________________
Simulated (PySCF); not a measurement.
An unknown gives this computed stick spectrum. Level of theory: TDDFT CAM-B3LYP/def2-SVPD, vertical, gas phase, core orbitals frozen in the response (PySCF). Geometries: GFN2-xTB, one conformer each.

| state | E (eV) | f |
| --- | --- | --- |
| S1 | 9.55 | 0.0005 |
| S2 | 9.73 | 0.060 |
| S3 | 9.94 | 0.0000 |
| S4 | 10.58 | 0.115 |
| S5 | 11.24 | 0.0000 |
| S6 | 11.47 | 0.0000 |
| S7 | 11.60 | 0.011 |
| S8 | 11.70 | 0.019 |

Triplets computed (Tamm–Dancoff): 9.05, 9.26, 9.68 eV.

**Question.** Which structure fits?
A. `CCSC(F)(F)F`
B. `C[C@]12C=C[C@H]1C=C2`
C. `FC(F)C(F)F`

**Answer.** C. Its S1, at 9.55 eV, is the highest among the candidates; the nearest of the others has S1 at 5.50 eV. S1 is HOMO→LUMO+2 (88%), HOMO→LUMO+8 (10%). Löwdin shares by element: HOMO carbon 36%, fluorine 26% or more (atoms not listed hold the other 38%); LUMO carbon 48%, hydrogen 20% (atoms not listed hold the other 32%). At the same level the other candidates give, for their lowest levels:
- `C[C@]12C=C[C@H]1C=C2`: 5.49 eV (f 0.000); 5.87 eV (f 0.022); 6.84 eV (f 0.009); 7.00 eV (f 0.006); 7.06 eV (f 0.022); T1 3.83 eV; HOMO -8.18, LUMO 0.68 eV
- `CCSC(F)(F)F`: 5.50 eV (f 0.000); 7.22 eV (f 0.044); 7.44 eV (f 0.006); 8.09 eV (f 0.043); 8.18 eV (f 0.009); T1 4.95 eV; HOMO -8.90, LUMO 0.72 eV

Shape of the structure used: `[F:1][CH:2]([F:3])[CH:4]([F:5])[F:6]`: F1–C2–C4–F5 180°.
________________

Begin at the first line of the material above. Transcribe each line exactly, ending with the line that contains "9.73 | 0.060 |".

Simulated (PySCF); not a measurement.
An unknown gives this computed stick spectrum. Level of theory: TDDFT CAM-B3LYP/def2-SVPD, vertical, gas phase, core orbitals frozen in the response (PySCF). Geometries: GFN2-xTB, one conformer each.

| state | E (eV) | f |
| --- | --- | --- |
| S1 | 9.55 | 0.0005 |
| S2 | 9.73 | 0.060 |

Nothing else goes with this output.